### Extracted entries ###
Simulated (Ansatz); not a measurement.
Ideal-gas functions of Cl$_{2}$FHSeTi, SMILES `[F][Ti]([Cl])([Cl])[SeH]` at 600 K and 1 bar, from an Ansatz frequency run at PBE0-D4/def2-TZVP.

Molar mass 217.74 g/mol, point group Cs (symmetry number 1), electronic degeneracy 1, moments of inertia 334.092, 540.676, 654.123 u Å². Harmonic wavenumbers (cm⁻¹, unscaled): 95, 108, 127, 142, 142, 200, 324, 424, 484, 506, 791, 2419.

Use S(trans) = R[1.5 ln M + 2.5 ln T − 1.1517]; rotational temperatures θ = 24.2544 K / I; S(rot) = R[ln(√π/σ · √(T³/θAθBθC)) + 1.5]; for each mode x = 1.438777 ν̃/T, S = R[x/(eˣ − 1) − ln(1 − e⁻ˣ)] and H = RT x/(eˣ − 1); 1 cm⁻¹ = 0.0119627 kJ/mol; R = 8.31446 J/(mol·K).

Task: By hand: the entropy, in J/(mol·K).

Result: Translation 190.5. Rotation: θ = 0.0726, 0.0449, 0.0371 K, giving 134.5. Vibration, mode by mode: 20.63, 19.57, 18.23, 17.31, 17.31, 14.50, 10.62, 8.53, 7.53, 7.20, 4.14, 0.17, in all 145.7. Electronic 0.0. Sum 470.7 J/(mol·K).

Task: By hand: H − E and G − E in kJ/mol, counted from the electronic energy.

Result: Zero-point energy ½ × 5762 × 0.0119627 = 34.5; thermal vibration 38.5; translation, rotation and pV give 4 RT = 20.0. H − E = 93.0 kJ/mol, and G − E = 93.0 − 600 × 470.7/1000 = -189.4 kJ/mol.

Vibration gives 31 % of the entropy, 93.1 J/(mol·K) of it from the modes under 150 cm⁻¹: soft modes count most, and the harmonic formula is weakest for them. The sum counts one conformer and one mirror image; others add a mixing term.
###

* Required action: With the first line of the material as the start and the line containing "Result: Zero-point energy" as the end, repeat that span exactly and add nothing.

* Result:
Simulated (Ansatz); not a measurement.
Ideal-gas functions of Cl$_{2}$FHSeTi, SMILES `[F][Ti]([Cl])([Cl])[SeH]` at 600 K and 1 bar, from an Ansatz frequency run at PBE0-D4/def2-TZVP.

Molar mass 217.74 g/mol, point group Cs (symmetry number 1), electronic degeneracy 1, moments of inertia 334.092, 540.676, 654.123 u Å². Harmonic wavenumbers (cm⁻¹, unscaled): 95, 108, 127, 142, 142, 200, 324, 424, 484, 506, 791, 2419.

Use S(trans) = R[1.5 ln M + 2.5 ln T − 1.1517]; rotational temperatures θ = 24.2544 K / I; S(rot) = R[ln(√π/σ · √(T³/θAθBθC)) + 1.5]; for each mode x = 1.438777 ν̃/T, S = R[x/(eˣ − 1) − ln(1 − e⁻ˣ)] and H = RT x/(eˣ − 1); 1 cm⁻¹ = 0.0119627 kJ/mol; R = 8.31446 J/(mol·K).

Task: By hand: the entropy, in J/(mol·K).

Result: Translation 190.5. Rotation: θ = 0.0726, 0.0449, 0.0371 K, giving 134.5. Vibration, mode by mode: 20.63, 19.57, 18.23, 17.31, 17.31, 14.50, 10.62, 8.53, 7.53, 7.20, 4.14, 0.17, in all 145.7. Electronic 0.0. Sum 470.7 J/(mol·K).

Task: By hand: H − E and G − E in kJ/mol, counted from the electronic energy.

Result: Zero-point energy ½ × 5762 × 0.0119627 = 34.5; thermal vibration 38.5; translation, rotation and pV give 4 RT = 20.0. H − E = 93.0 kJ/mol, and G − E = 93.0 − 600 × 470.7/1000 = -189.4 kJ/mol.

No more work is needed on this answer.